ENTRIES PROVIDED →
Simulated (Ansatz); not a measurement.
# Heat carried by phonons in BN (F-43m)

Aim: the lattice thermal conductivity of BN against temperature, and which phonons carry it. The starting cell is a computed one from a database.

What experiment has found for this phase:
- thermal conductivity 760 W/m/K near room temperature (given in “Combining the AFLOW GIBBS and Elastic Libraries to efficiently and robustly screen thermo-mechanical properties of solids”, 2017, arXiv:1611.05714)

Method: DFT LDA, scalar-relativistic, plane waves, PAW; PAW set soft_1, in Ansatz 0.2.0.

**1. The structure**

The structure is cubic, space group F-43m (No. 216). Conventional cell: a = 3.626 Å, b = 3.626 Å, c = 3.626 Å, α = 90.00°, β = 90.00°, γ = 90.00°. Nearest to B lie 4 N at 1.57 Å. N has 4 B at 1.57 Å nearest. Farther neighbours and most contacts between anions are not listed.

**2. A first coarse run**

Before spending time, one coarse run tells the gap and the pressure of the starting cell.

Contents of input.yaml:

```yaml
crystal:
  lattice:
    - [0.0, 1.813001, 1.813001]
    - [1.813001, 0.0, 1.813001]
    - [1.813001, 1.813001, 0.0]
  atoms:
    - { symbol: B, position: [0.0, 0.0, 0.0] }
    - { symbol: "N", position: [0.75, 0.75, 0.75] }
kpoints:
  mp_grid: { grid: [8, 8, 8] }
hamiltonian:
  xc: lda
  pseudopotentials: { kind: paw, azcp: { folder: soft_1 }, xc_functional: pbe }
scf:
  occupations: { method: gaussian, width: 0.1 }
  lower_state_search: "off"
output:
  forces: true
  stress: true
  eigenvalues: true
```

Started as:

ACTIVITY → Start at the first line of the entries and stop at the line with "What experiment has". Retype each of those lines exactly, both ends included.

TASK OUTPUT →
Simulated (Ansatz); not a measurement.
# Heat carried by phonons in BN (F-43m)

Aim: the lattice thermal conductivity of BN against temperature, and which phonons carry it. The starting cell is a computed one from a database.

What experiment has found for this phase:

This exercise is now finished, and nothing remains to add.